The answer must be an exact transcription of every record.

================================

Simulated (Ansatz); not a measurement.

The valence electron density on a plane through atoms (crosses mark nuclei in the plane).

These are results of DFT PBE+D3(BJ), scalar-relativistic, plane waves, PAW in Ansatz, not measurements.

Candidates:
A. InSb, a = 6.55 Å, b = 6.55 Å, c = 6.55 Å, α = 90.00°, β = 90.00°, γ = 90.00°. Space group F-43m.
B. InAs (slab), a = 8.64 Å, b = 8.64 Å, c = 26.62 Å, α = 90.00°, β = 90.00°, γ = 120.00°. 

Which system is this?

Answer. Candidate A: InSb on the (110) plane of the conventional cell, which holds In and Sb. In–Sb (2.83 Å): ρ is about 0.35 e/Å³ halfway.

================================

| WRITTEN SOLUTION |
Simulated (Ansatz); not a measurement.

The valence electron density on a plane through atoms (crosses mark nuclei in the plane).

These are results of DFT PBE+D3(BJ), scalar-relativistic, plane waves, PAW in Ansatz, not measurements.

Candidates:
A. InSb, a = 6.55 Å, b = 6.55 Å, c = 6.55 Å, α = 90.00°, β = 90.00°, γ = 90.00°. Space group F-43m.
B. InAs (slab), a = 8.64 Å, b = 8.64 Å, c = 26.62 Å, α = 90.00°, β = 90.00°, γ = 120.00°. 

Which system is this?

Answer. Candidate A: InSb on the (110) plane of the conventional cell, which holds In and Sb. In–Sb (2.83 Å): ρ is about 0.35 e/Å³ halfway.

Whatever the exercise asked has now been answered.